━━━━

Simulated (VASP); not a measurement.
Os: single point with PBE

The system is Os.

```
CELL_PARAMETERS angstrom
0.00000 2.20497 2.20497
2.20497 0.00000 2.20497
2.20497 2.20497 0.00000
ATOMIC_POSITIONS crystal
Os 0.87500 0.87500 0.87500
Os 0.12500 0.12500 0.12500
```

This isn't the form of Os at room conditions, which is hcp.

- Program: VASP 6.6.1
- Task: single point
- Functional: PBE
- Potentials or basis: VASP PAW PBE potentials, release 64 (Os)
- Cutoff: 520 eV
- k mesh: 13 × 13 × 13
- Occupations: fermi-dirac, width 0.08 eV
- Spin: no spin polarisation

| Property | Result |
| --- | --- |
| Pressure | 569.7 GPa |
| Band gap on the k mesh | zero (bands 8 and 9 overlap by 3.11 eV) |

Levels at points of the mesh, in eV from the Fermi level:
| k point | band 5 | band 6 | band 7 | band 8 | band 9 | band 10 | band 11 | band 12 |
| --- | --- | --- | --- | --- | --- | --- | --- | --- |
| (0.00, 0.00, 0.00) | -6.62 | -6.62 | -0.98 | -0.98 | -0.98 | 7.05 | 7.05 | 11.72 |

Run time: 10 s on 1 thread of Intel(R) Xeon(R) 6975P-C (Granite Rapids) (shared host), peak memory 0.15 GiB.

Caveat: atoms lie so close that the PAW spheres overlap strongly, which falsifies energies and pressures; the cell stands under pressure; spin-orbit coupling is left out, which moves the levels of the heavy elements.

━━━━

_WORK ORDER_
Write out again, exactly, the lines from the start of the entries up to and including the one with "Run time: 10". Nothing else belongs in the reply.

_TASK RESULT_
Simulated (VASP); not a measurement.
Os: single point with PBE

The system is Os.

```
CELL_PARAMETERS angstrom
0.00000 2.20497 2.20497
2.20497 0.00000 2.20497
2.20497 2.20497 0.00000
ATOMIC_POSITIONS crystal
Os 0.87500 0.87500 0.87500
Os 0.12500 0.12500 0.12500
```

This isn't the form of Os at room conditions, which is hcp.

- Program: VASP 6.6.1
- Task: single point
- Functional: PBE
- Potentials or basis: VASP PAW PBE potentials, release 64 (Os)
- Cutoff: 520 eV
- k mesh: 13 × 13 × 13
- Occupations: fermi-dirac, width 0.08 eV
- Spin: no spin polarisation

| Property | Result |
| --- | --- |
| Pressure | 569.7 GPa |
| Band gap on the k mesh | zero (bands 8 and 9 overlap by 3.11 eV) |

Levels at points of the mesh, in eV from the Fermi level:
| k point | band 5 | band 6 | band 7 | band 8 | band 9 | band 10 | band 11 | band 12 |
| --- | --- | --- | --- | --- | --- | --- | --- | --- |
| (0.00, 0.00, 0.00) | -6.62 | -6.62 | -0.98 | -0.98 | -0.98 | 7.05 | 7.05 | 11.72 |

Run time: 10 s on 1 thread of Intel(R) Xeon(R) 6975P-C (Granite Rapids) (shared host), peak memory 0.15 GiB.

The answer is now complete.